Data section

*** Begin section ***

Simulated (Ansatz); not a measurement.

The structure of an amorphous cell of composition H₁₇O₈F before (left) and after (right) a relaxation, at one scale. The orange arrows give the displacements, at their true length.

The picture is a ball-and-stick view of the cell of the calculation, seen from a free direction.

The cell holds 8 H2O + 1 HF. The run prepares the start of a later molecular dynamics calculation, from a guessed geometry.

*** End section ***

From the listing above, reproduce all the lines exactly.

Expected answer
Simulated (Ansatz); not a measurement.

The structure of an amorphous cell of composition H₁₇O₈F before (left) and after (right) a relaxation, at one scale. The orange arrows give the displacements, at their true length.

The picture is a ball-and-stick view of the cell of the calculation, seen from a free direction.

The cell holds 8 H2O + 1 HF. The run prepares the start of a later molecular dynamics calculation, from a guessed geometry.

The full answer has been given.